## [Work task]
The first line of the data below and every line after it, through the one with "metal or semimetal.", must be transcribed without change.

## [Study material]
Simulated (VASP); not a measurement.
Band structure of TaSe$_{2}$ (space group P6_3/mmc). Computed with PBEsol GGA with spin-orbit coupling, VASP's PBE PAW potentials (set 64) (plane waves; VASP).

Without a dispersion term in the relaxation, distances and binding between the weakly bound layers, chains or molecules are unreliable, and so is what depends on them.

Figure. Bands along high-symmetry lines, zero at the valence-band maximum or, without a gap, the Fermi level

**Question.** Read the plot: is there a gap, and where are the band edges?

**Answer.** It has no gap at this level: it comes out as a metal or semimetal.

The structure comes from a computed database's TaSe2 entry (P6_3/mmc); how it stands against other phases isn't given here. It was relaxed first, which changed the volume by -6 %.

## [Solution]
Simulated (VASP); not a measurement.
Band structure of TaSe$_{2}$ (space group P6_3/mmc). Computed with PBEsol GGA with spin-orbit coupling, VASP's PBE PAW potentials (set 64) (plane waves; VASP).

Without a dispersion term in the relaxation, distances and binding between the weakly bound layers, chains or molecules are unreliable, and so is what depends on them.

Figure. Bands along high-symmetry lines, zero at the valence-band maximum or, without a gap, the Fermi level

**Question.** Read the plot: is there a gap, and where are the band edges?

**Answer.** It has no gap at this level: it comes out as a metal or semimetal.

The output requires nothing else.